» Assignment: Nothing but the lines from the one containing "- [F–WH(F)(F)(F)–Se]•, ΔG(1200 K): +1.18" through the one containing "- [F–W(F)(F)(F)–SeH]•, ΔG(1200 K): -0.82", both included, should be given again, each exactly as written below.

Content starts

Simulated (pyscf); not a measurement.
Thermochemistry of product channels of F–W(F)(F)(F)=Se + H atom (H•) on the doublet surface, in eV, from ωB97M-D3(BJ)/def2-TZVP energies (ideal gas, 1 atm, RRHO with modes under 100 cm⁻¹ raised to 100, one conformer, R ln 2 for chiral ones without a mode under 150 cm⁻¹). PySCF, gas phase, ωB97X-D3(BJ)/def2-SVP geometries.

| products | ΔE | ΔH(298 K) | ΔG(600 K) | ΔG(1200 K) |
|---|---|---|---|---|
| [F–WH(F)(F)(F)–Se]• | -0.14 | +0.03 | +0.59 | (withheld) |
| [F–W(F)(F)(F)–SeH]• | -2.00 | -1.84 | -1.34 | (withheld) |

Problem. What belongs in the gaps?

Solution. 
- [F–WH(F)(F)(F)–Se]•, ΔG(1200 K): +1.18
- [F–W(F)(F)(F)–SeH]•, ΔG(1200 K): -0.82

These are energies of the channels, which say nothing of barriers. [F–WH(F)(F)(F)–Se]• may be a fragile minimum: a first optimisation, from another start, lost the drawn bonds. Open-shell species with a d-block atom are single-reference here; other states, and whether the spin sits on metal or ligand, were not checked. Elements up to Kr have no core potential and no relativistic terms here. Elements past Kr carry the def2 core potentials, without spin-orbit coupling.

Content ends

» Written reply:
- [F–WH(F)(F)(F)–Se]•, ΔG(1200 K): +1.18
- [F–W(F)(F)(F)–SeH]•, ΔG(1200 K): -0.82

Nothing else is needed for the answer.